» Material provided:
===============
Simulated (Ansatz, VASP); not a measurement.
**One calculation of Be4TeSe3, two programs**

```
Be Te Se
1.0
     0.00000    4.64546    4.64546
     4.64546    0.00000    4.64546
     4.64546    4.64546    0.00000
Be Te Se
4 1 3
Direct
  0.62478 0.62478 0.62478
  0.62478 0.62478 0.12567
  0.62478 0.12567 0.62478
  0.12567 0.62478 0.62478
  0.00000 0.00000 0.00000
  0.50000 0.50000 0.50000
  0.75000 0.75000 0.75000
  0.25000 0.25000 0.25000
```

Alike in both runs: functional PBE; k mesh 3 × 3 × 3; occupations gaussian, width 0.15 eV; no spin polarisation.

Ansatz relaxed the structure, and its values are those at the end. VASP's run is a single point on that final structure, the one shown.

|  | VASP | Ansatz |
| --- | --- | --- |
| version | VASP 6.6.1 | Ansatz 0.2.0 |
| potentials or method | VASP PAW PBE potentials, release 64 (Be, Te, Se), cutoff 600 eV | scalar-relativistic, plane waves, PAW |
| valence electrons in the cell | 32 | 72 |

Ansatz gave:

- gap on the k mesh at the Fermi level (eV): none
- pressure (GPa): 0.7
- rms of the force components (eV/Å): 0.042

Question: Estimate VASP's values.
===============

Keep both end lines and retype everything in the records above from the line containing "Ansatz 0.2.0 |" through the line containing "- rms of the force components (eV/Å): 0.042", exactly, with nothing else.

» Exercise answer:
| version | VASP 6.6.1 | Ansatz 0.2.0 |
| potentials or method | VASP PAW PBE potentials, release 64 (Be, Te, Se), cutoff 600 eV | scalar-relativistic, plane waves, PAW |
| valence electrons in the cell | 32 | 72 |

Ansatz gave:

- gap on the k mesh at the Fermi level (eV): none
- pressure (GPa): 0.7
- rms of the force components (eV/Å): 0.042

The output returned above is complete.